● **Work order**: All lines from the opening of the data to the line containing "Task: Estimate the wall time of this run." must be returned unchanged, and only those lines.

◇ ◇ ◇

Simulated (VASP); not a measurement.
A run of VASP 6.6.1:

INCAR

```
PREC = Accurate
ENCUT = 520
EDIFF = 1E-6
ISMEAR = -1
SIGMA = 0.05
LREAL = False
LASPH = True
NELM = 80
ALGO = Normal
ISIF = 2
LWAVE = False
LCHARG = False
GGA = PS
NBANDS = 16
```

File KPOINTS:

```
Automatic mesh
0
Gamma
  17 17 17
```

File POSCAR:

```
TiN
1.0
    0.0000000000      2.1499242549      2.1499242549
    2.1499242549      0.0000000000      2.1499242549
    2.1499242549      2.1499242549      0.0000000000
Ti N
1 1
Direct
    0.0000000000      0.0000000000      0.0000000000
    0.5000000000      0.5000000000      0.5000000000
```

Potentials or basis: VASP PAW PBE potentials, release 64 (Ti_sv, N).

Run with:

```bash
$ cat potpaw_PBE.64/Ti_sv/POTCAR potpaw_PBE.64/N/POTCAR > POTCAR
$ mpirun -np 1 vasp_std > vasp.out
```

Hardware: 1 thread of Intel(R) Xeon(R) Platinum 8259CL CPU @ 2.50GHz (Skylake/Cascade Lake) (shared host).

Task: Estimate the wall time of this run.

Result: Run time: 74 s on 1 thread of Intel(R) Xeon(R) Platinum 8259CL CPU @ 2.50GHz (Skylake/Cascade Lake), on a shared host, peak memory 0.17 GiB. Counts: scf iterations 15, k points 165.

◇ ◇ ◇

● **Task result**:
Simulated (VASP); not a measurement.
A run of VASP 6.6.1:

INCAR

```
PREC = Accurate
ENCUT = 520
EDIFF = 1E-6
ISMEAR = -1
SIGMA = 0.05
LREAL = False
LASPH = True
NELM = 80
ALGO = Normal
ISIF = 2
LWAVE = False
LCHARG = False
GGA = PS
NBANDS = 16
```

File KPOINTS:

```
Automatic mesh
0
Gamma
  17 17 17
```

File POSCAR:

```
TiN
1.0
    0.0000000000      2.1499242549      2.1499242549
    2.1499242549      0.0000000000      2.1499242549
    2.1499242549      2.1499242549      0.0000000000
Ti N
1 1
Direct
    0.0000000000      0.0000000000      0.0000000000
    0.5000000000      0.5000000000      0.5000000000
```

Potentials or basis: VASP PAW PBE potentials, release 64 (Ti_sv, N).

Run with:

```bash
$ cat potpaw_PBE.64/Ti_sv/POTCAR potpaw_PBE.64/N/POTCAR > POTCAR
$ mpirun -np 1 vasp_std > vasp.out
```

Hardware: 1 thread of Intel(R) Xeon(R) Platinum 8259CL CPU @ 2.50GHz (Skylake/Cascade Lake) (shared host).

Task: Estimate the wall time of this run.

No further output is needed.